Extracted information:
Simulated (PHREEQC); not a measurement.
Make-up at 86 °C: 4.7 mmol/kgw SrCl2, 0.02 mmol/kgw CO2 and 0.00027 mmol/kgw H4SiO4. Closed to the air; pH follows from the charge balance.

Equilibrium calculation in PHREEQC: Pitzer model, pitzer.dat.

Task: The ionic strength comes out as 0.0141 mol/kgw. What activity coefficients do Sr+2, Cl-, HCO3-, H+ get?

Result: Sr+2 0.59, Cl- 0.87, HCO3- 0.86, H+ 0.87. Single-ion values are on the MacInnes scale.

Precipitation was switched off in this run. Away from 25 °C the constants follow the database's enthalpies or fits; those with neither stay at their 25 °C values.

Exercise:
In the listing above, locate the line containing "Make-up at 86" and the line containing "Result: Sr+2 0.59, Cl- 0.87, HCO3- 0.86, H+". Transcribe those two lines and everything between them, exactly as written.

Task response:
Make-up at 86 °C: 4.7 mmol/kgw SrCl2, 0.02 mmol/kgw CO2 and 0.00027 mmol/kgw H4SiO4. Closed to the air; pH follows from the charge balance.

Equilibrium calculation in PHREEQC: Pitzer model, pitzer.dat.

Task: The ionic strength comes out as 0.0141 mol/kgw. What activity coefficients do Sr+2, Cl-, HCO3-, H+ get?

Result: Sr+2 0.59, Cl- 0.87, HCO3- 0.86, H+ 0.87. Single-ion values are on the MacInnes scale.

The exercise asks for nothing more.